◆ Action item:
Each line of the listing should be reproduced exactly.

◆ Data under study:

====

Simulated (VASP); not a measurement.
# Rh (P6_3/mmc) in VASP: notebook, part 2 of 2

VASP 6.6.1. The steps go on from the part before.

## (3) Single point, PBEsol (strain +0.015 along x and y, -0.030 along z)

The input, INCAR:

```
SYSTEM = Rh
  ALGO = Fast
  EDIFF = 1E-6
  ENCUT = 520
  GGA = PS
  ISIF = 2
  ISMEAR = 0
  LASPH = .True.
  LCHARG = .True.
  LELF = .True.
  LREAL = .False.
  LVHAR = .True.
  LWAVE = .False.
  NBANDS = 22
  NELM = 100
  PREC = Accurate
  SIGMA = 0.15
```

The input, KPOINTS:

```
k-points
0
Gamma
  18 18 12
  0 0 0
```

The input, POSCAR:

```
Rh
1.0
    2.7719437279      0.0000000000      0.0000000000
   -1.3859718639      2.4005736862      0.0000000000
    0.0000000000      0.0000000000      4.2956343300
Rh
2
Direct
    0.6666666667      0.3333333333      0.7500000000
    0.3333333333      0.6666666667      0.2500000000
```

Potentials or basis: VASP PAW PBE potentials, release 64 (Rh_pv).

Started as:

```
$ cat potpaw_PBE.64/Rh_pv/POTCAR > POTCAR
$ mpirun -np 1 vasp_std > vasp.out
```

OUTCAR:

====

◆ Exercise response:
Simulated (VASP); not a measurement.
# Rh (P6_3/mmc) in VASP: notebook, part 2 of 2

VASP 6.6.1. The steps go on from the part before.

## (3) Single point, PBEsol (strain +0.015 along x and y, -0.030 along z)

The input, INCAR:

```
SYSTEM = Rh
  ALGO = Fast
  EDIFF = 1E-6
  ENCUT = 520
  GGA = PS
  ISIF = 2
  ISMEAR = 0
  LASPH = .True.
  LCHARG = .True.
  LELF = .True.
  LREAL = .False.
  LVHAR = .True.
  LWAVE = .False.
  NBANDS = 22
  NELM = 100
  PREC = Accurate
  SIGMA = 0.15
```

The input, KPOINTS:

```
k-points
0
Gamma
  18 18 12
  0 0 0
```

The input, POSCAR:

```
Rh
1.0
    2.7719437279      0.0000000000      0.0000000000
   -1.3859718639      2.4005736862      0.0000000000
    0.0000000000      0.0000000000      4.2956343300
Rh
2
Direct
    0.6666666667      0.3333333333      0.7500000000
    0.3333333333      0.6666666667      0.2500000000
```

Potentials or basis: VASP PAW PBE potentials, release 64 (Rh_pv).

Started as:

```
$ cat potpaw_PBE.64/Rh_pv/POTCAR > POTCAR
$ mpirun -np 1 vasp_std > vasp.out
```

OUTCAR:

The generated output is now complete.